> ASSIGNMENT: An exact, complete copy of the lines below is the expected answer.

> EXCERPTED RECORDS:
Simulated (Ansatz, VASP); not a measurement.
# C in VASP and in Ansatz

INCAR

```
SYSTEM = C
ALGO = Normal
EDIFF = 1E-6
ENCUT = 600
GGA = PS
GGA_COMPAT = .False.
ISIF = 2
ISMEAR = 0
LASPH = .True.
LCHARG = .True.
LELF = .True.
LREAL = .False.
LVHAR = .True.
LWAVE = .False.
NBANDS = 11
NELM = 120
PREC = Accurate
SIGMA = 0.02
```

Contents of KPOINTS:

> EXERCISE RESULT:
Simulated (Ansatz, VASP); not a measurement.
# C in VASP and in Ansatz

INCAR

```
SYSTEM = C
ALGO = Normal
EDIFF = 1E-6
ENCUT = 600
GGA = PS
GGA_COMPAT = .False.
ISIF = 2
ISMEAR = 0
LASPH = .True.
LCHARG = .True.
LELF = .True.
LREAL = .False.
LVHAR = .True.
LWAVE = .False.
NBANDS = 11
NELM = 120
PREC = Accurate
SIGMA = 0.02
```

Contents of KPOINTS:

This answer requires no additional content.